The answer must be the full listing, repeated word for word.

Provided records:
/---

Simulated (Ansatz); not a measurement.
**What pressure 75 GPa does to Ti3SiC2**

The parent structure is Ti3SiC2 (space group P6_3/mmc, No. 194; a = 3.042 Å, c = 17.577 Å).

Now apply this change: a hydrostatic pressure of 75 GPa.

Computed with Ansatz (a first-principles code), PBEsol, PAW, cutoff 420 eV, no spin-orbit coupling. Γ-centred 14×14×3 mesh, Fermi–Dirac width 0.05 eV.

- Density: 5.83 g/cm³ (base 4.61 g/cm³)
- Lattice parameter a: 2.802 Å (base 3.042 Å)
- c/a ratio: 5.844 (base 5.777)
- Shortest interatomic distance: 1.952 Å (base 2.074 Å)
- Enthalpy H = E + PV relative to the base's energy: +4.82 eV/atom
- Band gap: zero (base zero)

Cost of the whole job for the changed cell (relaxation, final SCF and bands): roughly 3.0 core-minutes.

\---

Exercise answer:
Simulated (Ansatz); not a measurement.
**What pressure 75 GPa does to Ti3SiC2**

The parent structure is Ti3SiC2 (space group P6_3/mmc, No. 194; a = 3.042 Å, c = 17.577 Å).

Now apply this change: a hydrostatic pressure of 75 GPa.

Computed with Ansatz (a first-principles code), PBEsol, PAW, cutoff 420 eV, no spin-orbit coupling. Γ-centred 14×14×3 mesh, Fermi–Dirac width 0.05 eV.

- Density: 5.83 g/cm³ (base 4.61 g/cm³)
- Lattice parameter a: 2.802 Å (base 3.042 Å)
- c/a ratio: 5.844 (base 5.777)
- Shortest interatomic distance: 1.952 Å (base 2.074 Å)
- Enthalpy H = E + PV relative to the base's energy: +4.82 eV/atom
- Band gap: zero (base zero)

Cost of the whole job for the changed cell (relaxation, final SCF and bands): roughly 3.0 core-minutes.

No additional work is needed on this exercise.